Action item: Please retype the material beneath this task exactly, starting with its first line and finishing with the line containing "Only quantities that".

Dataset records:
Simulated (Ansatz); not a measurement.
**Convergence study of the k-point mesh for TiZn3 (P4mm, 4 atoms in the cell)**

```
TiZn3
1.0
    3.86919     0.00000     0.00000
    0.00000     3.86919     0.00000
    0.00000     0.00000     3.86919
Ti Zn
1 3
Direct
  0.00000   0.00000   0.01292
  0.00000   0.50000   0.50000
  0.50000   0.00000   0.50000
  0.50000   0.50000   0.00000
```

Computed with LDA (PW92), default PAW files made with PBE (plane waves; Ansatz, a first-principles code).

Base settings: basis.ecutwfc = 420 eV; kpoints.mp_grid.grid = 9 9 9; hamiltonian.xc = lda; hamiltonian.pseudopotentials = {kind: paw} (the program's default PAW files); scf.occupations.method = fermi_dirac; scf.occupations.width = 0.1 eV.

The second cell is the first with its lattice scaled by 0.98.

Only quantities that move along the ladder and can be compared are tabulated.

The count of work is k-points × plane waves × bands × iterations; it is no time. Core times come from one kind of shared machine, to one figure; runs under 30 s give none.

Worked solution:
Simulated (Ansatz); not a measurement.
**Convergence study of the k-point mesh for TiZn3 (P4mm, 4 atoms in the cell)**

```
TiZn3
1.0
    3.86919     0.00000     0.00000
    0.00000     3.86919     0.00000
    0.00000     0.00000     3.86919
Ti Zn
1 3
Direct
  0.00000   0.00000   0.01292
  0.00000   0.50000   0.50000
  0.50000   0.00000   0.50000
  0.50000   0.50000   0.00000
```

Computed with LDA (PW92), default PAW files made with PBE (plane waves; Ansatz, a first-principles code).

Base settings: basis.ecutwfc = 420 eV; kpoints.mp_grid.grid = 9 9 9; hamiltonian.xc = lda; hamiltonian.pseudopotentials = {kind: paw} (the program's default PAW files); scf.occupations.method = fermi_dirac; scf.occupations.width = 0.1 eV.

The second cell is the first with its lattice scaled by 0.98.

Only quantities that move along the ladder and can be compared are tabulated.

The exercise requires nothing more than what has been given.